• Required action:
Look through the records below for the line with "162.1 | -297.4 |". Return that line and each one after it up to and including the line with "On a 600 MHz", exactly.

• Supplied material:
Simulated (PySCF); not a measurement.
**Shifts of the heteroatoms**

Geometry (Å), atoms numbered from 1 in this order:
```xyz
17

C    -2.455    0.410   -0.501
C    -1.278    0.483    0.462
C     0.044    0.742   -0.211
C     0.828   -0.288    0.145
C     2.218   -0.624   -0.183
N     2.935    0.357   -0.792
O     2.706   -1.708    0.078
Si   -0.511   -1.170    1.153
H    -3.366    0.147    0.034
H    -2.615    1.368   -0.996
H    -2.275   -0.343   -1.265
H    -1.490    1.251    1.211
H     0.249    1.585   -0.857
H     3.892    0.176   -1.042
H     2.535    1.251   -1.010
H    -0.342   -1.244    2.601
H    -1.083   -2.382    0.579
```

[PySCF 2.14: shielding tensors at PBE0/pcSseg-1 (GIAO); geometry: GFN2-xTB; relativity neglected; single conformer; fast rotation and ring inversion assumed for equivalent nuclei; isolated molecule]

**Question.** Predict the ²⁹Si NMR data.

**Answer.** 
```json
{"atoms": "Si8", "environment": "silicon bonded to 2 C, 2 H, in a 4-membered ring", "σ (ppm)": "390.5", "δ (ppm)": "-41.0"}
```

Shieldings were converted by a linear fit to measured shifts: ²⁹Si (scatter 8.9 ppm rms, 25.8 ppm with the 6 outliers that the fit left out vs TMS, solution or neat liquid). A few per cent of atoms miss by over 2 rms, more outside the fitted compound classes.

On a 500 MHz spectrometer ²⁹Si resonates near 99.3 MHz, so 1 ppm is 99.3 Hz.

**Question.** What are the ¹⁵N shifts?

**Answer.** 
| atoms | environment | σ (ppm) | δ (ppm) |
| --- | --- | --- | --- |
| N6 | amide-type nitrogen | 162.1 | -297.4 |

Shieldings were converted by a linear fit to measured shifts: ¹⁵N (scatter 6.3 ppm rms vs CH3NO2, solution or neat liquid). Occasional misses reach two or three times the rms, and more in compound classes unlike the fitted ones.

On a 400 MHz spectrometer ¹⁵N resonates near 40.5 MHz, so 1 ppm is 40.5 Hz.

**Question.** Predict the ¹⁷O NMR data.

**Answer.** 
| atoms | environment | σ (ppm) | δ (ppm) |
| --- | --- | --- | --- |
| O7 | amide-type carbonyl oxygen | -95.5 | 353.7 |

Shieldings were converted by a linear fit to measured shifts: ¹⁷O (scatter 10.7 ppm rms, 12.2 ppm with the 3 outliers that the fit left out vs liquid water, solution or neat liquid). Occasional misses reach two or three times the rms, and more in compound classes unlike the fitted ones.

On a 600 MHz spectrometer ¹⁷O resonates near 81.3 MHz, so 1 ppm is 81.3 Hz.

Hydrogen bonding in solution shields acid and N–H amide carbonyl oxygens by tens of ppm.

• Written response:
| N6 | amide-type nitrogen | 162.1 | -297.4 |

Shieldings were converted by a linear fit to measured shifts: ¹⁵N (scatter 6.3 ppm rms vs CH3NO2, solution or neat liquid). Occasional misses reach two or three times the rms, and more in compound classes unlike the fitted ones.

On a 400 MHz spectrometer ¹⁵N resonates near 40.5 MHz, so 1 ppm is 40.5 Hz.

**Question.** Predict the ¹⁷O NMR data.

**Answer.** 
| atoms | environment | σ (ppm) | δ (ppm) |
| --- | --- | --- | --- |
| O7 | amide-type carbonyl oxygen | -95.5 | 353.7 |

Shieldings were converted by a linear fit to measured shifts: ¹⁷O (scatter 10.7 ppm rms, 12.2 ppm with the 3 outliers that the fit left out vs liquid water, solution or neat liquid). Occasional misses reach two or three times the rms, and more in compound classes unlike the fitted ones.

On a 600 MHz spectrometer ¹⁷O resonates near 81.3 MHz, so 1 ppm is 81.3 Hz.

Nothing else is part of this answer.